** Opening Data provided block **

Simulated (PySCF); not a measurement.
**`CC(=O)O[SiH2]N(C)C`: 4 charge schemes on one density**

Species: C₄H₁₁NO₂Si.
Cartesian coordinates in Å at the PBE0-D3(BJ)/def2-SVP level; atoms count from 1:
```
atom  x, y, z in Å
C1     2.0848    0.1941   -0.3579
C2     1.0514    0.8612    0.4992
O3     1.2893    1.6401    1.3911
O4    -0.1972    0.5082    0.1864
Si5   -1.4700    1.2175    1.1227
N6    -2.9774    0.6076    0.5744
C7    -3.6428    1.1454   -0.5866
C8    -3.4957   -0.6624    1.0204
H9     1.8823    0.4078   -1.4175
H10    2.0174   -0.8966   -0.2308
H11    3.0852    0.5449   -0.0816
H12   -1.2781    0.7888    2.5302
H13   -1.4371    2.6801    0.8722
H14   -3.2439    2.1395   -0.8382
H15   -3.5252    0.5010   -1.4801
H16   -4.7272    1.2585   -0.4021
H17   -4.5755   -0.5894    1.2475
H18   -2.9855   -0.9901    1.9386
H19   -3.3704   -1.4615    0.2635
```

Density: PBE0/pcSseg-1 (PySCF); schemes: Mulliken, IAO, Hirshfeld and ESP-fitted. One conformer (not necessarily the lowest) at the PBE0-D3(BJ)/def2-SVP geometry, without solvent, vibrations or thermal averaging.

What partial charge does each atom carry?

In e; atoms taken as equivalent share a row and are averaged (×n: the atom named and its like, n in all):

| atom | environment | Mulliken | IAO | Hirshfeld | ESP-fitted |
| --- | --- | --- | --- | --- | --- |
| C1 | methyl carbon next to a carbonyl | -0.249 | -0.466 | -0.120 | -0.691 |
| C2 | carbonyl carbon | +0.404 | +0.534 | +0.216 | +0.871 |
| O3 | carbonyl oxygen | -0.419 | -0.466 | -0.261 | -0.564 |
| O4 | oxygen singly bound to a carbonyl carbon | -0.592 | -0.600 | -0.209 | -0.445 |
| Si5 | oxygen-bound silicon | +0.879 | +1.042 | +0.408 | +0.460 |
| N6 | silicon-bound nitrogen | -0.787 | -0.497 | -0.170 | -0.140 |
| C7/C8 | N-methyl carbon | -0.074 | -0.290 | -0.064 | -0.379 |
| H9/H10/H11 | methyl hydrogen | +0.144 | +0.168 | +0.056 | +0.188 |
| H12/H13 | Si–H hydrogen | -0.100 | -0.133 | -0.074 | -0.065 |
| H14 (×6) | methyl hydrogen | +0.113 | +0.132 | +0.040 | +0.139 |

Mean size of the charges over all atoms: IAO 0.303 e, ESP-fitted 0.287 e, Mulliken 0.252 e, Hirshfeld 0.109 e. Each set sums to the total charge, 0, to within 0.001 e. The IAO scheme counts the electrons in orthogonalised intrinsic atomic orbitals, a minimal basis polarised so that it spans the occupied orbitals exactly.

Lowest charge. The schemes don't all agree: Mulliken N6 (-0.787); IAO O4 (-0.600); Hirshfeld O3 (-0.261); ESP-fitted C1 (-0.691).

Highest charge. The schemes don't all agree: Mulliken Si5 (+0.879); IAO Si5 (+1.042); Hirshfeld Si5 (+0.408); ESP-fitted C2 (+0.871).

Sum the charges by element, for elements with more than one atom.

** Closing Data provided block **

_Required action_
The lines to retype, exactly and only, run from the first line of the material through the line with "-0.261 | -0.564 |".

_Written answer_
Simulated (PySCF); not a measurement.
**`CC(=O)O[SiH2]N(C)C`: 4 charge schemes on one density**

Species: C₄H₁₁NO₂Si.
Cartesian coordinates in Å at the PBE0-D3(BJ)/def2-SVP level; atoms count from 1:
```
atom  x, y, z in Å
C1     2.0848    0.1941   -0.3579
C2     1.0514    0.8612    0.4992
O3     1.2893    1.6401    1.3911
O4    -0.1972    0.5082    0.1864
Si5   -1.4700    1.2175    1.1227
N6    -2.9774    0.6076    0.5744
C7    -3.6428    1.1454   -0.5866
C8    -3.4957   -0.6624    1.0204
H9     1.8823    0.4078   -1.4175
H10    2.0174   -0.8966   -0.2308
H11    3.0852    0.5449   -0.0816
H12   -1.2781    0.7888    2.5302
H13   -1.4371    2.6801    0.8722
H14   -3.2439    2.1395   -0.8382
H15   -3.5252    0.5010   -1.4801
H16   -4.7272    1.2585   -0.4021
H17   -4.5755   -0.5894    1.2475
H18   -2.9855   -0.9901    1.9386
H19   -3.3704   -1.4615    0.2635
```

Density: PBE0/pcSseg-1 (PySCF); schemes: Mulliken, IAO, Hirshfeld and ESP-fitted. One conformer (not necessarily the lowest) at the PBE0-D3(BJ)/def2-SVP geometry, without solvent, vibrations or thermal averaging.

What partial charge does each atom carry?

In e; atoms taken as equivalent share a row and are averaged (×n: the atom named and its like, n in all):

| atom | environment | Mulliken | IAO | Hirshfeld | ESP-fitted |
| --- | --- | --- | --- | --- | --- |
| C1 | methyl carbon next to a carbonyl | -0.249 | -0.466 | -0.120 | -0.691 |
| C2 | carbonyl carbon | +0.404 | +0.534 | +0.216 | +0.871 |
| O3 | carbonyl oxygen | -0.419 | -0.466 | -0.261 | -0.564 |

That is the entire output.